(Stored data begins)

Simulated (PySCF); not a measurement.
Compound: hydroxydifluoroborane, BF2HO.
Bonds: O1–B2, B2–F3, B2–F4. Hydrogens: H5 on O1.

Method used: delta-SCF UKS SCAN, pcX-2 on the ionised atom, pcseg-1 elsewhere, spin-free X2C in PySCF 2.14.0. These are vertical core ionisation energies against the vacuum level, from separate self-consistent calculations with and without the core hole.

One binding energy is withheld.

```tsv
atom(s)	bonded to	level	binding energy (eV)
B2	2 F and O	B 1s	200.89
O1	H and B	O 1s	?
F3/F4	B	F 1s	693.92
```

(Stored data ends)

**Requirement:**
The whole listing above needs to be transcribed exactly.

**Expected answer:**
Simulated (PySCF); not a measurement.
Compound: hydroxydifluoroborane, BF2HO.
Bonds: O1–B2, B2–F3, B2–F4. Hydrogens: H5 on O1.

Method used: delta-SCF UKS SCAN, pcX-2 on the ionised atom, pcseg-1 elsewhere, spin-free X2C in PySCF 2.14.0. These are vertical core ionisation energies against the vacuum level, from separate self-consistent calculations with and without the core hole.

One binding energy is withheld.

```tsv
atom(s)	bonded to	level	binding energy (eV)
B2	2 F and O	B 1s	200.89
O1	H and B	O 1s	?
F3/F4	B	F 1s	693.92
```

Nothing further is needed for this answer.